### Required action
Quote the listing below word for word, stopping after the line that contains "It takes space".

### Supplied data
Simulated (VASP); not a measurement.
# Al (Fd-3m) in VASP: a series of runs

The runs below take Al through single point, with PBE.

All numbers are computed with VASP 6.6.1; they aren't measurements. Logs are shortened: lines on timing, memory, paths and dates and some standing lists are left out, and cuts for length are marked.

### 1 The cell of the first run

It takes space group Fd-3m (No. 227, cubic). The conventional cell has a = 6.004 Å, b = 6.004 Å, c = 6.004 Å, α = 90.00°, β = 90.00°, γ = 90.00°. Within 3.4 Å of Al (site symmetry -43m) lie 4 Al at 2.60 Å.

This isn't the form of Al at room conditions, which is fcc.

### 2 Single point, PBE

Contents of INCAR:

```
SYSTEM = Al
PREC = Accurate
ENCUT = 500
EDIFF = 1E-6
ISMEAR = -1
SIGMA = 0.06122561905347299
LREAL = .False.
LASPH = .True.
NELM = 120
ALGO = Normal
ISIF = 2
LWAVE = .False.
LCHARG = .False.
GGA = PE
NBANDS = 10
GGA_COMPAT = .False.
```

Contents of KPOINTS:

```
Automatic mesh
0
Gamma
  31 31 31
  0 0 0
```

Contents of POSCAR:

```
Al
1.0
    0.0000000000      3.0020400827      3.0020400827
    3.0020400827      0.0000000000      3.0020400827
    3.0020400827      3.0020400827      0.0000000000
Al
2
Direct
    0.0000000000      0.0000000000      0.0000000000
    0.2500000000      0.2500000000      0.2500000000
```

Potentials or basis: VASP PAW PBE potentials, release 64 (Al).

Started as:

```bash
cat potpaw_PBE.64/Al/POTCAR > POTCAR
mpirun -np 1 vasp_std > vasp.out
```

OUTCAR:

### Written response
Simulated (VASP); not a measurement.
# Al (Fd-3m) in VASP: a series of runs

The runs below take Al through single point, with PBE.

All numbers are computed with VASP 6.6.1; they aren't measurements. Logs are shortened: lines on timing, memory, paths and dates and some standing lists are left out, and cuts for length are marked.

### 1 The cell of the first run

It takes space group Fd-3m (No. 227, cubic). The conventional cell has a = 6.004 Å, b = 6.004 Å, c = 6.004 Å, α = 90.00°, β = 90.00°, γ = 90.00°. Within 3.4 Å of Al (site symmetry -43m) lie 4 Al at 2.60 Å.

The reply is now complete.